Task item. Instruction for the data below: set down exactly the lines from the line with "# Removing an electron from AlEt2H" to the line with "A: ΔSCF: 9.22", inclusive, and no others.

Extracted records.
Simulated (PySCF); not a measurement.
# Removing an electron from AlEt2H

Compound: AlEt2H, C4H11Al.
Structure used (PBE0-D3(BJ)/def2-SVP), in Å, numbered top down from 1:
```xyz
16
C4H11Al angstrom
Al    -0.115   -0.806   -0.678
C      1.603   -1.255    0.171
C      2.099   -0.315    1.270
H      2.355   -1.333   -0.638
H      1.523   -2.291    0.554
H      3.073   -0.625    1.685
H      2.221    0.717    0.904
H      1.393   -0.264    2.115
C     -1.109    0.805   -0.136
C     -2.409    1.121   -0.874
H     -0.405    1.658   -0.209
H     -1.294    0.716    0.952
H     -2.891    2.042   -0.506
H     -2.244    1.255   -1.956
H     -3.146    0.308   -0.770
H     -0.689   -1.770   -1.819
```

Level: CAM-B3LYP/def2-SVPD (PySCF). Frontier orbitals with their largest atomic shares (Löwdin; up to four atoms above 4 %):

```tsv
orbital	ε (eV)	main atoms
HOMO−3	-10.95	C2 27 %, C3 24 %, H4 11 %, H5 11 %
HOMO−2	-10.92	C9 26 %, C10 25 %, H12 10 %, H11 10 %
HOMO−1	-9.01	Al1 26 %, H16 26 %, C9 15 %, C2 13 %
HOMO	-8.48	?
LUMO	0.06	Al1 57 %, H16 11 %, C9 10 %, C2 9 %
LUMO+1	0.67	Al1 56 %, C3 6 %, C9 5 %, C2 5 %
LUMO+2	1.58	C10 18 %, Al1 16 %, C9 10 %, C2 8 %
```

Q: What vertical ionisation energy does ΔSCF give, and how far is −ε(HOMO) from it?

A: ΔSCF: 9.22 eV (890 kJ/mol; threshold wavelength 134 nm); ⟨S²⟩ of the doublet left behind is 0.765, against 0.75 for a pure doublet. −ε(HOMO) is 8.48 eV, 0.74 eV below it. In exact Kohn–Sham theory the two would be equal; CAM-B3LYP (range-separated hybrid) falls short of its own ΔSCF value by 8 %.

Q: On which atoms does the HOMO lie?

Answer box.
# Removing an electron from AlEt2H

Compound: AlEt2H, C4H11Al.
Structure used (PBE0-D3(BJ)/def2-SVP), in Å, numbered top down from 1:
```xyz
16
C4H11Al angstrom
Al    -0.115   -0.806   -0.678
C      1.603   -1.255    0.171
C      2.099   -0.315    1.270
H      2.355   -1.333   -0.638
H      1.523   -2.291    0.554
H      3.073   -0.625    1.685
H      2.221    0.717    0.904
H      1.393   -0.264    2.115
C     -1.109    0.805   -0.136
C     -2.409    1.121   -0.874
H     -0.405    1.658   -0.209
H     -1.294    0.716    0.952
H     -2.891    2.042   -0.506
H     -2.244    1.255   -1.956
H     -3.146    0.308   -0.770
H     -0.689   -1.770   -1.819
```

Level: CAM-B3LYP/def2-SVPD (PySCF). Frontier orbitals with their largest atomic shares (Löwdin; up to four atoms above 4 %):

```tsv
orbital	ε (eV)	main atoms
HOMO−3	-10.95	C2 27 %, C3 24 %, H4 11 %, H5 11 %
HOMO−2	-10.92	C9 26 %, C10 25 %, H12 10 %, H11 10 %
HOMO−1	-9.01	Al1 26 %, H16 26 %, C9 15 %, C2 13 %
HOMO	-8.48	?
LUMO	0.06	Al1 57 %, H16 11 %, C9 10 %, C2 9 %
LUMO+1	0.67	Al1 56 %, C3 6 %, C9 5 %, C2 5 %
LUMO+2	1.58	C10 18 %, Al1 16 %, C9 10 %, C2 8 %
```

Q: What vertical ionisation energy does ΔSCF give, and how far is −ε(HOMO) from it?

A: ΔSCF: 9.22 eV (890 kJ/mol; threshold wavelength 134 nm); ⟨S²⟩ of the doublet left behind is 0.765, against 0.75 for a pure doublet. −ε(HOMO) is 8.48 eV, 0.74 eV below it. In exact Kohn–Sham theory the two would be equal; CAM-B3LYP (range-separated hybrid) falls short of its own ΔSCF value by 8 %.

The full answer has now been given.